◆ BRIEF ◆
From the records below, output exactly the lines running from the line containing "1.72 | eV |" through the line containing "Constants: u = 1.6605390666e-27", and no others.

◆ MATERIAL SHOWN ◆
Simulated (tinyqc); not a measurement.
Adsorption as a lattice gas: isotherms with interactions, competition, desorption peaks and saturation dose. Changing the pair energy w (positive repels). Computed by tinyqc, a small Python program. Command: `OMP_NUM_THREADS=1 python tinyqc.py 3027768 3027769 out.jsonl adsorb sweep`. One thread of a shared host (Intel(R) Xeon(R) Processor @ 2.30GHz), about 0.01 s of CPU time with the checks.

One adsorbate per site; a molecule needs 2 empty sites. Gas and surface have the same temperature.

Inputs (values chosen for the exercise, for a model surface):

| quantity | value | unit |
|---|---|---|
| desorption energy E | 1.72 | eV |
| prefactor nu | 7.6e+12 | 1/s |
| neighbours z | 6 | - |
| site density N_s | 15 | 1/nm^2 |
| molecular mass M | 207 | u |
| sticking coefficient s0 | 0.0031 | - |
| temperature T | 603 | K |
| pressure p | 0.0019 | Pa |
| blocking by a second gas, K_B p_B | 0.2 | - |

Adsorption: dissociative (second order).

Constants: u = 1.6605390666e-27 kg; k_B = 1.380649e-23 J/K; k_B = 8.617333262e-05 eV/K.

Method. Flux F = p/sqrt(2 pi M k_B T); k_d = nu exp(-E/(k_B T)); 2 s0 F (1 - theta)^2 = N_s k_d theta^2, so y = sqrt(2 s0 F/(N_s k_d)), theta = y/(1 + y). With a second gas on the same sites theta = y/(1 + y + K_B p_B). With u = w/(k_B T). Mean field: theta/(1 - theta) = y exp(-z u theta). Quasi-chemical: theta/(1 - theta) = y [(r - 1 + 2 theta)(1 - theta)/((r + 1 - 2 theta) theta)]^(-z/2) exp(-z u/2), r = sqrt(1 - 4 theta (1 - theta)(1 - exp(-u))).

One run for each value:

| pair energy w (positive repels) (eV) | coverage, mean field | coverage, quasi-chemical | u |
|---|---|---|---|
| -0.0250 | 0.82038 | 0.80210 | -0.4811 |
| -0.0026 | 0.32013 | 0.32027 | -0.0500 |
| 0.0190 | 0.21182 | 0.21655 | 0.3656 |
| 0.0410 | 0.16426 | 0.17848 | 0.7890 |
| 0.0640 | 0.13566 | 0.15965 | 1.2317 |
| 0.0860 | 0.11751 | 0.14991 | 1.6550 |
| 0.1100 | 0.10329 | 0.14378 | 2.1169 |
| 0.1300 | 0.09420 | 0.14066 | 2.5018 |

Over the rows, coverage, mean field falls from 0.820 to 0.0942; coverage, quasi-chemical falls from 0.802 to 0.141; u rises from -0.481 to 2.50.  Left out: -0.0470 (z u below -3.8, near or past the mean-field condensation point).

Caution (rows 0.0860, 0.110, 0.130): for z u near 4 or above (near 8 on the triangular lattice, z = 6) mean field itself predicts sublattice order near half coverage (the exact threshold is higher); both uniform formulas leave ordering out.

◆ TASK ANSWER ◆
| desorption energy E | 1.72 | eV |
| prefactor nu | 7.6e+12 | 1/s |
| neighbours z | 6 | - |
| site density N_s | 15 | 1/nm^2 |
| molecular mass M | 207 | u |
| sticking coefficient s0 | 0.0031 | - |
| temperature T | 603 | K |
| pressure p | 0.0019 | Pa |
| blocking by a second gas, K_B p_B | 0.2 | - |

Adsorption: dissociative (second order).

Constants: u = 1.6605390666e-27 kg; k_B = 1.380649e-23 J/K; k_B = 8.617333262e-05 eV/K.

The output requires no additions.